Work instruction — Word for word, restate the lines of the data from the first through the one containing "Measured, for comparison: band", and nothing else.

Data extract —
--- START ---

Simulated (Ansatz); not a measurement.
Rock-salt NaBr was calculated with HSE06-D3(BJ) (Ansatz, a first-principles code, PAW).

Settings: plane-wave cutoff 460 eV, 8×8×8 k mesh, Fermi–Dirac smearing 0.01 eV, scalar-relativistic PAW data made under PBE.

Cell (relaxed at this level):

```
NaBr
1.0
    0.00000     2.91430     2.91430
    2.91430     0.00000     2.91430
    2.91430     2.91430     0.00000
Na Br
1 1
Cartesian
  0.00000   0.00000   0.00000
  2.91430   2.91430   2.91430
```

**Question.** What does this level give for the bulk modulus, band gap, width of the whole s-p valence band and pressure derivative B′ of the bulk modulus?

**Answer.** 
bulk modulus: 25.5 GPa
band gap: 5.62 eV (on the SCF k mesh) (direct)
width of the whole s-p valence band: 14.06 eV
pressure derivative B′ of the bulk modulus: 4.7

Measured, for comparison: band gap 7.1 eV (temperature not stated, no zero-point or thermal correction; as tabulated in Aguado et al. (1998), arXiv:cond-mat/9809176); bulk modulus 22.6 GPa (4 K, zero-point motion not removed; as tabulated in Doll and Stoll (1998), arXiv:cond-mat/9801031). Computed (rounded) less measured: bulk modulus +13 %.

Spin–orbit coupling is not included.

--- END ---

Answer section —
Simulated (Ansatz); not a measurement.
Rock-salt NaBr was calculated with HSE06-D3(BJ) (Ansatz, a first-principles code, PAW).

Settings: plane-wave cutoff 460 eV, 8×8×8 k mesh, Fermi–Dirac smearing 0.01 eV, scalar-relativistic PAW data made under PBE.

Cell (relaxed at this level):

```
NaBr
1.0
    0.00000     2.91430     2.91430
    2.91430     0.00000     2.91430
    2.91430     2.91430     0.00000
Na Br
1 1
Cartesian
  0.00000   0.00000   0.00000
  2.91430   2.91430   2.91430
```

**Question.** What does this level give for the bulk modulus, band gap, width of the whole s-p valence band and pressure derivative B′ of the bulk modulus?

**Answer.** 
bulk modulus: 25.5 GPa
band gap: 5.62 eV (on the SCF k mesh) (direct)
width of the whole s-p valence band: 14.06 eV
pressure derivative B′ of the bulk modulus: 4.7

Measured, for comparison: band gap 7.1 eV (temperature not stated, no zero-point or thermal correction; as tabulated in Aguado et al. (1998), arXiv:cond-mat/9809176); bulk modulus 22.6 GPa (4 K, zero-point motion not removed; as tabulated in Doll and Stoll (1998), arXiv:cond-mat/9801031). Computed (rounded) less measured: bulk modulus +13 %.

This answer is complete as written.